★ ★ ★

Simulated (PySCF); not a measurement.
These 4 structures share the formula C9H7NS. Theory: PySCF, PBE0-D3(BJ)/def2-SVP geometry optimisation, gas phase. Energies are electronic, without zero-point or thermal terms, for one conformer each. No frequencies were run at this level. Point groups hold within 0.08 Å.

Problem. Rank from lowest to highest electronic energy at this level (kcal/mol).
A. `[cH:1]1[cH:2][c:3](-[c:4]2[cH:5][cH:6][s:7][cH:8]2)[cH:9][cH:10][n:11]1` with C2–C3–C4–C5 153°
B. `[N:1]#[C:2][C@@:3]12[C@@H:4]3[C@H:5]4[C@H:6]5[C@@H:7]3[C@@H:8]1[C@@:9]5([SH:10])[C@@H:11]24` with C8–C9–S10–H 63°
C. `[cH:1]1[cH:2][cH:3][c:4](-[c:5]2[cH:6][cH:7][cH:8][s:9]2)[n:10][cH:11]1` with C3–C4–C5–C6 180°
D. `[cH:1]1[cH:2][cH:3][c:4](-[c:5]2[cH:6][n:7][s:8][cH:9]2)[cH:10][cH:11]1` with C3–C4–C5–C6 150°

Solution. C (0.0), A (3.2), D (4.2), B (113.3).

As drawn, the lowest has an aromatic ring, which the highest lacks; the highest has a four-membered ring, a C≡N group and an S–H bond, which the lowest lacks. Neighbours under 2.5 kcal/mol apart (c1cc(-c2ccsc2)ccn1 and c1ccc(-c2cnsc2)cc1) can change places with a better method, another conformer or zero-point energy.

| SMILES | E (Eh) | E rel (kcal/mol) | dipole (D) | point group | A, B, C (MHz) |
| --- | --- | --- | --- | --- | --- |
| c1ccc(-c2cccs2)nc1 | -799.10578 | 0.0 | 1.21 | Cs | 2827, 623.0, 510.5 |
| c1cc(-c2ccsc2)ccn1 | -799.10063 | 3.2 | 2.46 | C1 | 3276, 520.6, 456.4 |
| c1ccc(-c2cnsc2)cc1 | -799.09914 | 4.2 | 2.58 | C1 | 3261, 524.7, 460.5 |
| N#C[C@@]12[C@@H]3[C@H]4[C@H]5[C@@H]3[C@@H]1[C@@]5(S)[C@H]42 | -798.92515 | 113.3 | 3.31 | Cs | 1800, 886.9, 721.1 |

★ ★ ★

Starting at the line above that holds "with C3–C4–C5–C6 150°" and ending at the line that holds "As drawn, the", transcribe each line exactly and include no other lines.

D. `[cH:1]1[cH:2][cH:3][c:4](-[c:5]2[cH:6][n:7][s:8][cH:9]2)[cH:10][cH:11]1` with C3–C4–C5–C6 150°

Solution. C (0.0), A (3.2), D (4.2), B (113.3).

As drawn, the lowest has an aromatic ring, which the highest lacks; the highest has a four-membered ring, a C≡N group and an S–H bond, which the lowest lacks. Neighbours under 2.5 kcal/mol apart (c1cc(-c2ccsc2)ccn1 and c1ccc(-c2cnsc2)cc1) can change places with a better method, another conformer or zero-point energy.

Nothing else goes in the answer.